Nothing but an exact copy of the records below counts as the answer.

# # # # # # #

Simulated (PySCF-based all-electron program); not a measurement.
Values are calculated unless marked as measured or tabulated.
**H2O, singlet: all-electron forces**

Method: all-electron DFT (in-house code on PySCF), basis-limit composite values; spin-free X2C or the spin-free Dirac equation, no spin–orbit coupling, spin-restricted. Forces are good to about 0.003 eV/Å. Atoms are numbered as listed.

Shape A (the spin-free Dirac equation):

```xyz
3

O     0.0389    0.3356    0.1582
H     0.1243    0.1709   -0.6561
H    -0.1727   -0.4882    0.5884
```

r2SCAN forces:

# # # # # # #

- TASK OUTPUT:
Simulated (PySCF-based all-electron program); not a measurement.
Values are calculated unless marked as measured or tabulated.
**H2O, singlet: all-electron forces**

Method: all-electron DFT (in-house code on PySCF), basis-limit composite values; spin-free X2C or the spin-free Dirac equation, no spin–orbit coupling, spin-restricted. Forces are good to about 0.003 eV/Å. Atoms are numbered as listed.

Shape A (the spin-free Dirac equation):

```xyz
3

O     0.0389    0.3356    0.1582
H     0.1243    0.1709   -0.6561
H    -0.1727   -0.4882    0.5884
```

r2SCAN forces:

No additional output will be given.